Brief:
Until the line containing "It has no gap" has been reproduced, keep reproducing each line of the material below exactly, starting with the first.

Top of Data to examine

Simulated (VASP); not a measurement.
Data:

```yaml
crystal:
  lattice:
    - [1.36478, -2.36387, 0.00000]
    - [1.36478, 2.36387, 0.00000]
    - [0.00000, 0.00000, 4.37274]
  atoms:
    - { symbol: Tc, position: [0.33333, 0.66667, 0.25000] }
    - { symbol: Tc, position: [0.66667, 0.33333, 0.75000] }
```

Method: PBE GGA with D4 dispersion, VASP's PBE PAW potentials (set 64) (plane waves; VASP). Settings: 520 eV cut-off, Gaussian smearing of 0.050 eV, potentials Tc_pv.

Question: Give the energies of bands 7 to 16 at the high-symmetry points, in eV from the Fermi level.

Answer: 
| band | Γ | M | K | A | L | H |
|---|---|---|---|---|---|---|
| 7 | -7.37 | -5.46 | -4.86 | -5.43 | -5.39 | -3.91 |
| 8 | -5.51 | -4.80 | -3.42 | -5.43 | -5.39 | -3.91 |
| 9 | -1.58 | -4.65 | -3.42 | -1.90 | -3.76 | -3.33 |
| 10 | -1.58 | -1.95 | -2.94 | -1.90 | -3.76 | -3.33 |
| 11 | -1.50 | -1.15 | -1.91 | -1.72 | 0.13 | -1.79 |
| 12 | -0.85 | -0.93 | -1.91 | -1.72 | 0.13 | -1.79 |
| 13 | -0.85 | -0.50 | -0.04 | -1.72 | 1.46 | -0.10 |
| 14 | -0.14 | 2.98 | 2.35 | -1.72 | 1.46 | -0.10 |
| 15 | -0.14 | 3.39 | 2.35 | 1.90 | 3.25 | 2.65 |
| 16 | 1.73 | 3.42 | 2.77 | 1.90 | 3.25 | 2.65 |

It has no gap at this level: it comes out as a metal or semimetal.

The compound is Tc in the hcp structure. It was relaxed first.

Bottom of Data to examine

Task answer:
Simulated (VASP); not a measurement.
Data:

```yaml
crystal:
  lattice:
    - [1.36478, -2.36387, 0.00000]
    - [1.36478, 2.36387, 0.00000]
    - [0.00000, 0.00000, 4.37274]
  atoms:
    - { symbol: Tc, position: [0.33333, 0.66667, 0.25000] }
    - { symbol: Tc, position: [0.66667, 0.33333, 0.75000] }
```

Method: PBE GGA with D4 dispersion, VASP's PBE PAW potentials (set 64) (plane waves; VASP). Settings: 520 eV cut-off, Gaussian smearing of 0.050 eV, potentials Tc_pv.

Question: Give the energies of bands 7 to 16 at the high-symmetry points, in eV from the Fermi level.

Answer: 
| band | Γ | M | K | A | L | H |
|---|---|---|---|---|---|---|
| 7 | -7.37 | -5.46 | -4.86 | -5.43 | -5.39 | -3.91 |
| 8 | -5.51 | -4.80 | -3.42 | -5.43 | -5.39 | -3.91 |
| 9 | -1.58 | -4.65 | -3.42 | -1.90 | -3.76 | -3.33 |
| 10 | -1.58 | -1.95 | -2.94 | -1.90 | -3.76 | -3.33 |
| 11 | -1.50 | -1.15 | -1.91 | -1.72 | 0.13 | -1.79 |
| 12 | -0.85 | -0.93 | -1.91 | -1.72 | 0.13 | -1.79 |
| 13 | -0.85 | -0.50 | -0.04 | -1.72 | 1.46 | -0.10 |
| 14 | -0.14 | 2.98 | 2.35 | -1.72 | 1.46 | -0.10 |
| 15 | -0.14 | 3.39 | 2.35 | 1.90 | 3.25 | 2.65 |
| 16 | 1.73 | 3.42 | 2.77 | 1.90 | 3.25 | 2.65 |

It has no gap at this level: it comes out as a metal or semimetal.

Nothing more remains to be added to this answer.